- _Work order_
Your output should be the lines of the data that follow, reproduced exactly from the first through the line bearing "C5; H16 on C8)".

.....

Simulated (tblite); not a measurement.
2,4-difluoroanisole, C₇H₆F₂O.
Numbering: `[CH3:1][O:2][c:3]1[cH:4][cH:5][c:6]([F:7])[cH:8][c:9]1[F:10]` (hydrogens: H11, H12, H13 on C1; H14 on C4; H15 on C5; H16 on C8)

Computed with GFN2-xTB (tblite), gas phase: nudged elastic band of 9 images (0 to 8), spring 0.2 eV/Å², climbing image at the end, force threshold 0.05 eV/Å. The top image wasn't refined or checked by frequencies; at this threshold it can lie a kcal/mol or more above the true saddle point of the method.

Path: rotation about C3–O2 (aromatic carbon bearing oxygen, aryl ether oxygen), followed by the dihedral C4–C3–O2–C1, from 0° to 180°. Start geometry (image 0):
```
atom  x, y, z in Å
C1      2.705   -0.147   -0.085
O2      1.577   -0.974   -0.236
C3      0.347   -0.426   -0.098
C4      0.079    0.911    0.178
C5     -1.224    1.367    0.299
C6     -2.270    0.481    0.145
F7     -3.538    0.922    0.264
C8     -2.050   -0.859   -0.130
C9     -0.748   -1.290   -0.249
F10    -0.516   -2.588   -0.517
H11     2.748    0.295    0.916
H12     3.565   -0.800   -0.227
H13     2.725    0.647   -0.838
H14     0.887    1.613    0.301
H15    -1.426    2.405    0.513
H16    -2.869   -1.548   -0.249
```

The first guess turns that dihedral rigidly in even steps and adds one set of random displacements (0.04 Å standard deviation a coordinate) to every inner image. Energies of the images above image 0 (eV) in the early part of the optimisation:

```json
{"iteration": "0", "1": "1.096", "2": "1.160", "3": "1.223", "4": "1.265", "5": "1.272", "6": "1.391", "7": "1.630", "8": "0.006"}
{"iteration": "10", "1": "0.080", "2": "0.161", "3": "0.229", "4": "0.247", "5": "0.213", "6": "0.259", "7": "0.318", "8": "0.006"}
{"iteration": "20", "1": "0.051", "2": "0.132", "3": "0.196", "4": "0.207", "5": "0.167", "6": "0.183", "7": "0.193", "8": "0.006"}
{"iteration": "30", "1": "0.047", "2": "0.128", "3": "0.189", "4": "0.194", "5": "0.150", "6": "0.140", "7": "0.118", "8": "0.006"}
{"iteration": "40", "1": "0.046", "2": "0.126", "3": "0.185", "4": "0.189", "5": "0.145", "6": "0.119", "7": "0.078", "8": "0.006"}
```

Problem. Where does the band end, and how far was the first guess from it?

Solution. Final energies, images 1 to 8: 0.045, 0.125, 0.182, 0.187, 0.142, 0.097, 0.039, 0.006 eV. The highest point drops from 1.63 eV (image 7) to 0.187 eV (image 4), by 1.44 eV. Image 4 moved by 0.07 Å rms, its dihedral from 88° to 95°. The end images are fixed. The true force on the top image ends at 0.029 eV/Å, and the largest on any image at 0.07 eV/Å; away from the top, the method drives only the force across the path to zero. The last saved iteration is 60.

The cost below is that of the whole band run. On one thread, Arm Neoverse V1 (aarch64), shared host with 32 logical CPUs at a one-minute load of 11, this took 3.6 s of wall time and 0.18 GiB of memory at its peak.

.....

- _Exercise solution_
Simulated (tblite); not a measurement.
2,4-difluoroanisole, C₇H₆F₂O.
Numbering: `[CH3:1][O:2][c:3]1[cH:4][cH:5][c:6]([F:7])[cH:8][c:9]1[F:10]` (hydrogens: H11, H12, H13 on C1; H14 on C4; H15 on C5; H16 on C8)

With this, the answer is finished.